*Exercise*. Reproduce exactly the lines of the material beneath, from the line that contains "0.8513 | 1.083 |" to the line that contains "For an ion, C₆", both included, and no other lines.

----- Extracted material
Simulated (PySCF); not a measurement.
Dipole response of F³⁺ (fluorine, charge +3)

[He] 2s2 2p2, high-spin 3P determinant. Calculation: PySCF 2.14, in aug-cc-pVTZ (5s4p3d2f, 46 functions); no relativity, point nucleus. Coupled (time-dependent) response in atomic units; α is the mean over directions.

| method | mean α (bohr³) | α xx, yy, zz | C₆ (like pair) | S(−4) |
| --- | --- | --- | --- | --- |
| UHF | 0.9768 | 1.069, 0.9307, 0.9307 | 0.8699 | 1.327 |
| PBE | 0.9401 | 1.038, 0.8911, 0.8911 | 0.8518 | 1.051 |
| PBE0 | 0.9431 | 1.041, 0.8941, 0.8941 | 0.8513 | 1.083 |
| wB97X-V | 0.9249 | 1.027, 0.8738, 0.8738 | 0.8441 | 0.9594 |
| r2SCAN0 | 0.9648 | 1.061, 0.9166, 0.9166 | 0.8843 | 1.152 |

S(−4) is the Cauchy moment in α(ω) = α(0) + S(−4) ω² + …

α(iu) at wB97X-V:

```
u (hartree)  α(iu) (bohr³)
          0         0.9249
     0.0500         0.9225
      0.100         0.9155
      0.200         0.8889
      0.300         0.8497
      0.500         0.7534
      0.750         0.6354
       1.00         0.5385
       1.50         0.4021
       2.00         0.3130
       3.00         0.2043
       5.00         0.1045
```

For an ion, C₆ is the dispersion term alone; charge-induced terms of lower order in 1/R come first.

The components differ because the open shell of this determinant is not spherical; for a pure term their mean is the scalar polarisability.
----------

*Response area*.
| PBE0 | 0.9431 | 1.041, 0.8941, 0.8941 | 0.8513 | 1.083 |
| wB97X-V | 0.9249 | 1.027, 0.8738, 0.8738 | 0.8441 | 0.9594 |
| r2SCAN0 | 0.9648 | 1.061, 0.9166, 0.9166 | 0.8843 | 1.152 |

S(−4) is the Cauchy moment in α(ω) = α(0) + S(−4) ω² + …

α(iu) at wB97X-V:

```
u (hartree)  α(iu) (bohr³)
          0         0.9249
     0.0500         0.9225
      0.100         0.9155
      0.200         0.8889
      0.300         0.8497
      0.500         0.7534
      0.750         0.6354
       1.00         0.5385
       1.50         0.4021
       2.00         0.3130
       3.00         0.2043
       5.00         0.1045
```

For an ion, C₆ is the dispersion term alone; charge-induced terms of lower order in 1/R come first.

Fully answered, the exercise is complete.